* **REQUIREMENT**: Return only the lines running from the first line of the listing through the one with "Atoms are numbered in this order, from 1.", unchanged.

▶
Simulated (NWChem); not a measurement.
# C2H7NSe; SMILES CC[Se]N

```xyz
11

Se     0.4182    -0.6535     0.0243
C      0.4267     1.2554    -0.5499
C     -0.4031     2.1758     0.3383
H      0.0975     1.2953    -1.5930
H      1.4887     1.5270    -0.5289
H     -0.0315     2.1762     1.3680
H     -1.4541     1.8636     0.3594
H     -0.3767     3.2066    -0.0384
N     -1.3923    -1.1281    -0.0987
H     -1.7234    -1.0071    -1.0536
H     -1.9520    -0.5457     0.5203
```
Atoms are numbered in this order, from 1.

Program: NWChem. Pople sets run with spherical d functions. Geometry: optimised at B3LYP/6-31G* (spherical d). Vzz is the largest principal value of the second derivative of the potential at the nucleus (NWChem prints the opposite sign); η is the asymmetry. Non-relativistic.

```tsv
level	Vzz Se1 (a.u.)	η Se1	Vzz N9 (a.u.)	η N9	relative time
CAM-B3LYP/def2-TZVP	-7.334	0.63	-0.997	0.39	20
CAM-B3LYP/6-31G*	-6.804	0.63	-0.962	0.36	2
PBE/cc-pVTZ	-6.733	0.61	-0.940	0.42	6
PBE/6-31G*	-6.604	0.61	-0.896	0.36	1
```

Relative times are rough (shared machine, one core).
◀

* **RESPONSE BOX**:
Simulated (NWChem); not a measurement.
# C2H7NSe; SMILES CC[Se]N

```xyz
11

Se     0.4182    -0.6535     0.0243
C      0.4267     1.2554    -0.5499
C     -0.4031     2.1758     0.3383
H      0.0975     1.2953    -1.5930
H      1.4887     1.5270    -0.5289
H     -0.0315     2.1762     1.3680
H     -1.4541     1.8636     0.3594
H     -0.3767     3.2066    -0.0384
N     -1.3923    -1.1281    -0.0987
H     -1.7234    -1.0071    -1.0536
H     -1.9520    -0.5457     0.5203
```
Atoms are numbered in this order, from 1.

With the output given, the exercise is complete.